Repeat the first line of the listing and each line after it, exactly, through the line containing "## How methods".

* DATA FOR ANALYSIS:
__________________________________________________
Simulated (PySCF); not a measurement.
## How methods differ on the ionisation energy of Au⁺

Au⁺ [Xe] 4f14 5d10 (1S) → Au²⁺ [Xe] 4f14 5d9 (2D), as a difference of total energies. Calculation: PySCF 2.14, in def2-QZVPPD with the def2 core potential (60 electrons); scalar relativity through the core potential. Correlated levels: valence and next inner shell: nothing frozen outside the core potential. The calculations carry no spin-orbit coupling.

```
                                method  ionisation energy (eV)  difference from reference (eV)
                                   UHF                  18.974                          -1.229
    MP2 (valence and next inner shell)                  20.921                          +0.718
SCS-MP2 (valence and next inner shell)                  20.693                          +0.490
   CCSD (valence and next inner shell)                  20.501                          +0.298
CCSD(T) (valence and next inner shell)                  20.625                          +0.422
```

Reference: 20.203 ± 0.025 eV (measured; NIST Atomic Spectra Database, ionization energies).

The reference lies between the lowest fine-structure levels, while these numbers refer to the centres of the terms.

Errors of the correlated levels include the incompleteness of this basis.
__________________________________________________

* EXERCISE OUTPUT:
Simulated (PySCF); not a measurement.
## How methods differ on the ionisation energy of Au⁺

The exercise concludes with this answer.